[Extracted information]
____________________

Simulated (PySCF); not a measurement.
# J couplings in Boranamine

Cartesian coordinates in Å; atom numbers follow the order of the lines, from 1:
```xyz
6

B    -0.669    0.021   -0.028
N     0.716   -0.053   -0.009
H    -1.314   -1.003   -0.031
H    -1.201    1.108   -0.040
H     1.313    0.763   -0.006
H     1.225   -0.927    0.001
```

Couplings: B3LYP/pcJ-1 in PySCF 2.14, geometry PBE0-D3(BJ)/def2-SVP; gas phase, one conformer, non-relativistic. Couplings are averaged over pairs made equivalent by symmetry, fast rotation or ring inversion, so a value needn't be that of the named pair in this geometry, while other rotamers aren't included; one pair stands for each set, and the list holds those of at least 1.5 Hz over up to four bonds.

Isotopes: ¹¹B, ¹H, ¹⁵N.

____________________

[Activity]
Extract the lines of the preceding material that run from the line with "# J couplings in Boranamine" through the line with "Couplings: B3LYP/pcJ-1 in", inclusive, reproducing them exactly and adding nothing.

[Task response]
# J couplings in Boranamine

Cartesian coordinates in Å; atom numbers follow the order of the lines, from 1:
```xyz
6

B    -0.669    0.021   -0.028
N     0.716   -0.053   -0.009
H    -1.314   -1.003   -0.031
H    -1.201    1.108   -0.040
H     1.313    0.763   -0.006
H     1.225   -0.927    0.001
```

Couplings: B3LYP/pcJ-1 in PySCF 2.14, geometry PBE0-D3(BJ)/def2-SVP; gas phase, one conformer, non-relativistic. Couplings are averaged over pairs made equivalent by symmetry, fast rotation or ring inversion, so a value needn't be that of the named pair in this geometry, while other rotamers aren't included; one pair stands for each set, and the list holds those of at least 1.5 Hz over up to four bonds.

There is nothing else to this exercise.